Action item
The lines from the start of the records below through the line containing "The numbers are" are to be copied exactly, both ends included, with nothing added.

# # # # # # #
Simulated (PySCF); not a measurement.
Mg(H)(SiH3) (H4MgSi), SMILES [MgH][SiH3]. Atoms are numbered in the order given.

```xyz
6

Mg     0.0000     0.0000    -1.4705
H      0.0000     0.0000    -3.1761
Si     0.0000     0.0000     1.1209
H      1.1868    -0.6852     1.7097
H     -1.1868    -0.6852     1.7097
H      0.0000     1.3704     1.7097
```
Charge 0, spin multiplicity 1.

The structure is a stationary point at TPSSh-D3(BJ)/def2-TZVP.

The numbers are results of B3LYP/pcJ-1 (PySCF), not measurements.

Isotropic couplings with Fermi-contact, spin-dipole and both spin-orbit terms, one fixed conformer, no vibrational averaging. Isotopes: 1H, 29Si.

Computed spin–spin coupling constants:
# # # # # # #

Answer space
Simulated (PySCF); not a measurement.
Mg(H)(SiH3) (H4MgSi), SMILES [MgH][SiH3]. Atoms are numbered in the order given.

```xyz
6

Mg     0.0000     0.0000    -1.4705
H      0.0000     0.0000    -3.1761
Si     0.0000     0.0000     1.1209
H      1.1868    -0.6852     1.7097
H     -1.1868    -0.6852     1.7097
H      0.0000     1.3704     1.7097
```
Charge 0, spin multiplicity 1.

The structure is a stationary point at TPSSh-D3(BJ)/def2-TZVP.

The numbers are results of B3LYP/pcJ-1 (PySCF), not measurements.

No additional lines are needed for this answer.